========================
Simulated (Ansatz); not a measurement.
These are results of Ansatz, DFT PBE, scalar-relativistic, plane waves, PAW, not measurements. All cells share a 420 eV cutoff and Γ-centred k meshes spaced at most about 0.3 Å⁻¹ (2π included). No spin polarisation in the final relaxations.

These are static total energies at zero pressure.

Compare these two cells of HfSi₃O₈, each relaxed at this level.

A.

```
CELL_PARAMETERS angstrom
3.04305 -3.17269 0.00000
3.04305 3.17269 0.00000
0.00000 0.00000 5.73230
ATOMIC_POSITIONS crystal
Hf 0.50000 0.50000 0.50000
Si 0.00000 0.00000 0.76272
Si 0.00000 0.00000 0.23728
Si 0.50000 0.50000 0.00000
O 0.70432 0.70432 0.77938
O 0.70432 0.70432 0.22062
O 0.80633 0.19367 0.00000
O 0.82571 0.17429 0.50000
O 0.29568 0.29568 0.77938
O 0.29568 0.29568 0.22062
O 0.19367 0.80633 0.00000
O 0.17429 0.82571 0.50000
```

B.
========================

## Action item
Output each line of the records above exactly.

## Reply
Simulated (Ansatz); not a measurement.
These are results of Ansatz, DFT PBE, scalar-relativistic, plane waves, PAW, not measurements. All cells share a 420 eV cutoff and Γ-centred k meshes spaced at most about 0.3 Å⁻¹ (2π included). No spin polarisation in the final relaxations.

These are static total energies at zero pressure.

Compare these two cells of HfSi₃O₈, each relaxed at this level.

A.

```
CELL_PARAMETERS angstrom
3.04305 -3.17269 0.00000
3.04305 3.17269 0.00000
0.00000 0.00000 5.73230
ATOMIC_POSITIONS crystal
Hf 0.50000 0.50000 0.50000
Si 0.00000 0.00000 0.76272
Si 0.00000 0.00000 0.23728
Si 0.50000 0.50000 0.00000
O 0.70432 0.70432 0.77938
O 0.70432 0.70432 0.22062
O 0.80633 0.19367 0.00000
O 0.82571 0.17429 0.50000
O 0.29568 0.29568 0.77938
O 0.29568 0.29568 0.22062
O 0.19367 0.80633 0.00000
O 0.17429 0.82571 0.50000
```

B.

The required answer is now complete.